§ Action item:
Every single entry must be restated word for word.

BEGIN
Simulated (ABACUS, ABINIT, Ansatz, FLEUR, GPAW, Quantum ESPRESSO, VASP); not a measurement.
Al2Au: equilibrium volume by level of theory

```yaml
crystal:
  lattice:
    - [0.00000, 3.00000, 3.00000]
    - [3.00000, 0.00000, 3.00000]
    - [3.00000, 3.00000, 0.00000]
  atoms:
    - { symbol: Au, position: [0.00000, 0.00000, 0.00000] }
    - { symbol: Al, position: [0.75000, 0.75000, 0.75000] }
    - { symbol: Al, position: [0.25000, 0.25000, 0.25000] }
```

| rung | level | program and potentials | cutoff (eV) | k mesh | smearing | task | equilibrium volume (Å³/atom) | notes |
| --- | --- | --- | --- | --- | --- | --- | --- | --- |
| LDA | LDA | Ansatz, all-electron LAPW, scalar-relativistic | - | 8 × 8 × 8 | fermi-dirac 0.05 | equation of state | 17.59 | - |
END

§ Exercise output:
Simulated (ABACUS, ABINIT, Ansatz, FLEUR, GPAW, Quantum ESPRESSO, VASP); not a measurement.
Al2Au: equilibrium volume by level of theory

```yaml
crystal:
  lattice:
    - [0.00000, 3.00000, 3.00000]
    - [3.00000, 0.00000, 3.00000]
    - [3.00000, 3.00000, 0.00000]
  atoms:
    - { symbol: Au, position: [0.00000, 0.00000, 0.00000] }
    - { symbol: Al, position: [0.75000, 0.75000, 0.75000] }
    - { symbol: Al, position: [0.25000, 0.25000, 0.25000] }
```

| rung | level | program and potentials | cutoff (eV) | k mesh | smearing | task | equilibrium volume (Å³/atom) | notes |
| --- | --- | --- | --- | --- | --- | --- | --- | --- |
| LDA | LDA | Ansatz, all-electron LAPW, scalar-relativistic | - | 8 × 8 × 8 | fermi-dirac 0.05 | equation of state | 17.59 | - |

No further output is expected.